--- Raw data ---
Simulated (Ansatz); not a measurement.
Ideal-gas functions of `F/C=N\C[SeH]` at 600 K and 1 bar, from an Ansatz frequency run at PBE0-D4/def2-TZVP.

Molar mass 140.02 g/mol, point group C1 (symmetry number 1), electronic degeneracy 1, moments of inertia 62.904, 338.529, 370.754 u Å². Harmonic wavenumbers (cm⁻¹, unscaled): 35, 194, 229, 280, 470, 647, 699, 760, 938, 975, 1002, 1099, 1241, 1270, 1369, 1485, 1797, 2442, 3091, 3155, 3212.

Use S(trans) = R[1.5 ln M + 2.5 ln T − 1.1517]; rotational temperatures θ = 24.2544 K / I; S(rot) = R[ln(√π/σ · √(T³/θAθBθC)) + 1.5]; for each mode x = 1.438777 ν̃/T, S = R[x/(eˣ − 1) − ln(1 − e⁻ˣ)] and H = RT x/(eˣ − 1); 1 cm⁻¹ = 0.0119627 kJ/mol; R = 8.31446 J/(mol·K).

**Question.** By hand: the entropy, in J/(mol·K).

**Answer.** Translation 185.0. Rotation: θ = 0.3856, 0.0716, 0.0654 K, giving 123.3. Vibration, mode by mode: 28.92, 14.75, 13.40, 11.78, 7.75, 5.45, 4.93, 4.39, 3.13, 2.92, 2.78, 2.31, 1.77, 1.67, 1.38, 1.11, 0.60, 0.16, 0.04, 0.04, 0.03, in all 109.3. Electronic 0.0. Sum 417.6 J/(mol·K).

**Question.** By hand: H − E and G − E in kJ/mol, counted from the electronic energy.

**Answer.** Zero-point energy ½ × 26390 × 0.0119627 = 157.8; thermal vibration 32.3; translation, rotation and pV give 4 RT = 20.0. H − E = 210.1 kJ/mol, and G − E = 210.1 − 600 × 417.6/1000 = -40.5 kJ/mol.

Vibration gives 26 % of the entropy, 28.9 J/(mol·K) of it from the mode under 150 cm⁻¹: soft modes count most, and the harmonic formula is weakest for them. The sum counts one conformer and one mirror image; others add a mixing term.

--- Assignment ---
From the opening line of the data above, please print each line as written up to and including the line that contains "Molar mass 140.02", and nothing more.

--- Exercise result ---
Simulated (Ansatz); not a measurement.
Ideal-gas functions of `F/C=N\C[SeH]` at 600 K and 1 bar, from an Ansatz frequency run at PBE0-D4/def2-TZVP.

Molar mass 140.02 g/mol, point group C1 (symmetry number 1), electronic degeneracy 1, moments of inertia 62.904, 338.529, 370.754 u Å². Harmonic wavenumbers (cm⁻¹, unscaled): 35, 194, 229, 280, 470, 647, 699, 760, 938, 975, 1002, 1099, 1241, 1270, 1369, 1485, 1797, 2442, 3091, 3155, 3212.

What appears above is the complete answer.